▶ **Dataset**:
_____

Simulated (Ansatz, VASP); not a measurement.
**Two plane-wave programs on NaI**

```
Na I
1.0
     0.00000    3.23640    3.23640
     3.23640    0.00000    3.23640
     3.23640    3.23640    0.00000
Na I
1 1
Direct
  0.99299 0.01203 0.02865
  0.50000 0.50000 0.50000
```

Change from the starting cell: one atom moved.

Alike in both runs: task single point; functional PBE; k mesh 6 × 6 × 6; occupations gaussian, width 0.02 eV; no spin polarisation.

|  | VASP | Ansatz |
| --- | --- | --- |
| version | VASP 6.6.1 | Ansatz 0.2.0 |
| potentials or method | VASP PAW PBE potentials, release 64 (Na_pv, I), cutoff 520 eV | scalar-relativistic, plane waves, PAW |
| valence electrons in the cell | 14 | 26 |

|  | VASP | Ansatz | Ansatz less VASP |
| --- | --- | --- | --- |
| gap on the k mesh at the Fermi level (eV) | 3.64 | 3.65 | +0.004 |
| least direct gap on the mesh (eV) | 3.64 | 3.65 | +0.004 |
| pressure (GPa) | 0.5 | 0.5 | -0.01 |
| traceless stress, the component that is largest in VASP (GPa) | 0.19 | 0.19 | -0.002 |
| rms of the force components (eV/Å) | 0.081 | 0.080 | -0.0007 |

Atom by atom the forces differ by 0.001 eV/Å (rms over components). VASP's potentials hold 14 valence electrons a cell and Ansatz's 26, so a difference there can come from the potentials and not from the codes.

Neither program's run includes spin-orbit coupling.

_____

▶ **Brief**:
All that belongs in your answer is the stretch of entries above from the line with "waves, PAW |" through the line with "Atom by atom", printed exactly.

▶ **Response area**:
| potentials or method | VASP PAW PBE potentials, release 64 (Na_pv, I), cutoff 520 eV | scalar-relativistic, plane waves, PAW |
| valence electrons in the cell | 14 | 26 |

|  | VASP | Ansatz | Ansatz less VASP |
| --- | --- | --- | --- |
| gap on the k mesh at the Fermi level (eV) | 3.64 | 3.65 | +0.004 |
| least direct gap on the mesh (eV) | 3.64 | 3.65 | +0.004 |
| pressure (GPa) | 0.5 | 0.5 | -0.01 |
| traceless stress, the component that is largest in VASP (GPa) | 0.19 | 0.19 | -0.002 |
| rms of the force components (eV/Å) | 0.081 | 0.080 | -0.0007 |

Atom by atom the forces differ by 0.001 eV/Å (rms over components). VASP's potentials hold 14 valence electrons a cell and Ansatz's 26, so a difference there can come from the potentials and not from the codes.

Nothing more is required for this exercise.